—————

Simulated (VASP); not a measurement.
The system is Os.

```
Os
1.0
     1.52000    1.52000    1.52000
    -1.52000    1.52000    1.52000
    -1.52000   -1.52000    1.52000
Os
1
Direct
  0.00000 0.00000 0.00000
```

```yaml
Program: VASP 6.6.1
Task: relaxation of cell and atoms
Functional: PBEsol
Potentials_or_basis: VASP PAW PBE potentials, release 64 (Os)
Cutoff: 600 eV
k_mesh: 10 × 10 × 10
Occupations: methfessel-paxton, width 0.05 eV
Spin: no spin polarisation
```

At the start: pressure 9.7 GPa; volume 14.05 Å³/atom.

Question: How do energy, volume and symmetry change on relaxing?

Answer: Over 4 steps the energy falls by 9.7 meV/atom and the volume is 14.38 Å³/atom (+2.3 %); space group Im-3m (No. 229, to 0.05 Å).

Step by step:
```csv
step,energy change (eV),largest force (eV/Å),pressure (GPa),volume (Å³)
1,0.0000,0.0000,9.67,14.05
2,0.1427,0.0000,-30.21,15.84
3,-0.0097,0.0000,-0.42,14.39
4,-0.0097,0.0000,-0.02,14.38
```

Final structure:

—————

● ACTION ITEM
The reply should hold only the lines from the first line of the listing above through the line with "Question: How do", each copied exactly.

● RESPONSE AREA
Simulated (VASP); not a measurement.
The system is Os.

```
Os
1.0
     1.52000    1.52000    1.52000
    -1.52000    1.52000    1.52000
    -1.52000   -1.52000    1.52000
Os
1
Direct
  0.00000 0.00000 0.00000
```

```yaml
Program: VASP 6.6.1
Task: relaxation of cell and atoms
Functional: PBEsol
Potentials_or_basis: VASP PAW PBE potentials, release 64 (Os)
Cutoff: 600 eV
k_mesh: 10 × 10 × 10
Occupations: methfessel-paxton, width 0.05 eV
Spin: no spin polarisation
```

At the start: pressure 9.7 GPa; volume 14.05 Å³/atom.

Question: How do energy, volume and symmetry change on relaxing?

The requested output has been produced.